● EXERCISE
Exactly as written, transcribe each record below.

● RECORD SET
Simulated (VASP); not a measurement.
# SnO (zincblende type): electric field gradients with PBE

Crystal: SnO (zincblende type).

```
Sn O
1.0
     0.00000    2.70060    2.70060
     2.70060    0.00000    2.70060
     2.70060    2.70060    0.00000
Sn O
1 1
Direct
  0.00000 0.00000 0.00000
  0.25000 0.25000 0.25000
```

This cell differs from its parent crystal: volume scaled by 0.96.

● EXERCISE RESULT
Simulated (VASP); not a measurement.
# SnO (zincblende type): electric field gradients with PBE

Crystal: SnO (zincblende type).

```
Sn O
1.0
     0.00000    2.70060    2.70060
     2.70060    0.00000    2.70060
     2.70060    2.70060    0.00000
Sn O
1 1
Direct
  0.00000 0.00000 0.00000
  0.25000 0.25000 0.25000
```

This cell differs from its parent crystal: volume scaled by 0.96.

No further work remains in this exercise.